EXERCISE
When you find the line with "The cell holds" among the records below, reproduce it and each line after it exactly, ending with the line with "The first run is the reference of the series.".

··· PROVIDED DATA

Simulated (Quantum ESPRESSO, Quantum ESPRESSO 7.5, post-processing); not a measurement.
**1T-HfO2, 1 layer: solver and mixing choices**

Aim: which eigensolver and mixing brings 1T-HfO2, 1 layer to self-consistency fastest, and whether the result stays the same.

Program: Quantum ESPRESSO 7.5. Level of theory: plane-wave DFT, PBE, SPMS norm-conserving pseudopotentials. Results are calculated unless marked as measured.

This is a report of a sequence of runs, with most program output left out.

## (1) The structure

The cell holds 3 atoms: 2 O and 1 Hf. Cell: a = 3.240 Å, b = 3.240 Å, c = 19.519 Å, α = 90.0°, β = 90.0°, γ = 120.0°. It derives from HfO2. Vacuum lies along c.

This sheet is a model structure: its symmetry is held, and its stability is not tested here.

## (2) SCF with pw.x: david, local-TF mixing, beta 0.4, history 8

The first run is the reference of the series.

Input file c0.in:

······

ANSWER SECTION
The cell holds 3 atoms: 2 O and 1 Hf. Cell: a = 3.240 Å, b = 3.240 Å, c = 19.519 Å, α = 90.0°, β = 90.0°, γ = 120.0°. It derives from HfO2. Vacuum lies along c.

This sheet is a model structure: its symmetry is held, and its stability is not tested here.

## (2) SCF with pw.x: david, local-TF mixing, beta 0.4, history 8

The first run is the reference of the series.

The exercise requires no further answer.